▶ **Work order**
Reproduce each entry exactly as written.

▶ **Given information**
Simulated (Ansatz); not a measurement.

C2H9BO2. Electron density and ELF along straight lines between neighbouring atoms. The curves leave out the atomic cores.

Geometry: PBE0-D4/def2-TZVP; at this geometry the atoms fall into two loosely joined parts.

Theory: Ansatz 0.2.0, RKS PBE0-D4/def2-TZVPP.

▶ **Answer area**
Simulated (Ansatz); not a measurement.

C2H9BO2. Electron density and ELF along straight lines between neighbouring atoms. The curves leave out the atomic cores.

Geometry: PBE0-D4/def2-TZVP; at this geometry the atoms fall into two loosely joined parts.

Theory: Ansatz 0.2.0, RKS PBE0-D4/def2-TZVPP.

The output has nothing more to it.